> _Dataset extract_:
==*==

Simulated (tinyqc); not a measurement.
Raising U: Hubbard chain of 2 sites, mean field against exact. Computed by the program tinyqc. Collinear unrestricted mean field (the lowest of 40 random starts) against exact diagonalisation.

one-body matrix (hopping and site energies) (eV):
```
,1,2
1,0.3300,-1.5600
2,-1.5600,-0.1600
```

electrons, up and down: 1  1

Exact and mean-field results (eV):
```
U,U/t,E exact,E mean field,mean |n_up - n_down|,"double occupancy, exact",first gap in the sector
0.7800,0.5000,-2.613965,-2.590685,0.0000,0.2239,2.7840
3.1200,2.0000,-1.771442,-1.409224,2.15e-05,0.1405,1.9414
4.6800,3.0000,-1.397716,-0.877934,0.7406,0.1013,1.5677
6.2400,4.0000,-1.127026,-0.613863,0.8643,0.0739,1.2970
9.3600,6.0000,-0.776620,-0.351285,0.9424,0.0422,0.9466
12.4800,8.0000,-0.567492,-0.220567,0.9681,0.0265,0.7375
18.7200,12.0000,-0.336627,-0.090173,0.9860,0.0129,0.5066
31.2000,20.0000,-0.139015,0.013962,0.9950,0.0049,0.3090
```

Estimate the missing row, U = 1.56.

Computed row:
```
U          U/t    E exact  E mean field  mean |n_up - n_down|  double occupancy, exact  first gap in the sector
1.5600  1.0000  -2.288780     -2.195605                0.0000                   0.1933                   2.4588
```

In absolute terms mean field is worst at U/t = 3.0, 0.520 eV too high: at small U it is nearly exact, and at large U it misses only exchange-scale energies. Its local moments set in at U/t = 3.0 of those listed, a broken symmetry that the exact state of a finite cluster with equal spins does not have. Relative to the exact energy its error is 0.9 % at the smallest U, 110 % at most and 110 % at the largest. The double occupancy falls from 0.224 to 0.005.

==*==

> _Activity_: Up to and including the line that contains "Raising U: Hubbard", output the records above exactly, beginning with their first line.

> _Answer area_:
Simulated (tinyqc); not a measurement.
Raising U: Hubbard chain of 2 sites, mean field against exact. Computed by the program tinyqc. Collinear unrestricted mean field (the lowest of 40 random starts) against exact diagonalisation.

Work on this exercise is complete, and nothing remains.